────────────────

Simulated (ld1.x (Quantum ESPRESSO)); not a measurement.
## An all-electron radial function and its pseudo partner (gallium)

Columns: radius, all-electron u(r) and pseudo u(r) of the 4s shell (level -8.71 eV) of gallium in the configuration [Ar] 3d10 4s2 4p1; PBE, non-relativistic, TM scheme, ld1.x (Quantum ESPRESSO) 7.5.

────────────────

• Task item
The response must consist of the lines above, from the first one through the line containing "## An all-electron", reproduced exactly.

• Answer box
Simulated (ld1.x (Quantum ESPRESSO)); not a measurement.
## An all-electron radial function and its pseudo partner (gallium)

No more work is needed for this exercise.